Work item: Set out exactly, line by line, the stretch of data below that begins at the line containing "The structure of" and ends at the line containing "All numbers below", with both ends kept.

Study material:
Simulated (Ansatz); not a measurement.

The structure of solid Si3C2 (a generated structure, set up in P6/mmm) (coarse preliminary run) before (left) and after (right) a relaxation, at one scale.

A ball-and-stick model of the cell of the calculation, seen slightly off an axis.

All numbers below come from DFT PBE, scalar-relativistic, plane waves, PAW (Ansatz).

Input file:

Written response:
The structure of solid Si3C2 (a generated structure, set up in P6/mmm) (coarse preliminary run) before (left) and after (right) a relaxation, at one scale.

A ball-and-stick model of the cell of the calculation, seen slightly off an axis.

All numbers below come from DFT PBE, scalar-relativistic, plane waves, PAW (Ansatz).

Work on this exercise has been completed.